> [WORK ORDER] A word-for-word restatement of the full listing is required.

> [EXTRACTED RECORDS]
——————

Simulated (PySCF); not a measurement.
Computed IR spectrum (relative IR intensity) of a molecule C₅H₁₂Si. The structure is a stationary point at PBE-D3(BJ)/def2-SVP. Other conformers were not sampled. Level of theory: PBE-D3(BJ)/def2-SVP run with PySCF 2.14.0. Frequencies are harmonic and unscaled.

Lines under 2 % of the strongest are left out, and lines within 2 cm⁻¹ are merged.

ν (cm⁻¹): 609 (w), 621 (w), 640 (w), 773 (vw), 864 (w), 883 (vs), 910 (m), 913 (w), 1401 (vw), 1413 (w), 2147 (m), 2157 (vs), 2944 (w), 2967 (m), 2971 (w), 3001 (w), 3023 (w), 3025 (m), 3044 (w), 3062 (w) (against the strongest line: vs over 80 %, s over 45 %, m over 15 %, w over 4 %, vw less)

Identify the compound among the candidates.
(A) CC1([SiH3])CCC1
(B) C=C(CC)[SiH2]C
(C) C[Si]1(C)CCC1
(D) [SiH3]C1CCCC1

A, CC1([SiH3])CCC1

——————

> [WRITTEN REPLY]
Simulated (PySCF); not a measurement.
Computed IR spectrum (relative IR intensity) of a molecule C₅H₁₂Si. The structure is a stationary point at PBE-D3(BJ)/def2-SVP. Other conformers were not sampled. Level of theory: PBE-D3(BJ)/def2-SVP run with PySCF 2.14.0. Frequencies are harmonic and unscaled.

Lines under 2 % of the strongest are left out, and lines within 2 cm⁻¹ are merged.

ν (cm⁻¹): 609 (w), 621 (w), 640 (w), 773 (vw), 864 (w), 883 (vs), 910 (m), 913 (w), 1401 (vw), 1413 (w), 2147 (m), 2157 (vs), 2944 (w), 2967 (m), 2971 (w), 3001 (w), 3023 (w), 3025 (m), 3044 (w), 3062 (w) (against the strongest line: vs over 80 %, s over 45 %, m over 15 %, w over 4 %, vw less)

Identify the compound among the candidates.
(A) CC1([SiH3])CCC1
(B) C=C(CC)[SiH2]C
(C) C[Si]1(C)CCC1
(D) [SiH3]C1CCCC1

A, CC1([SiH3])CCC1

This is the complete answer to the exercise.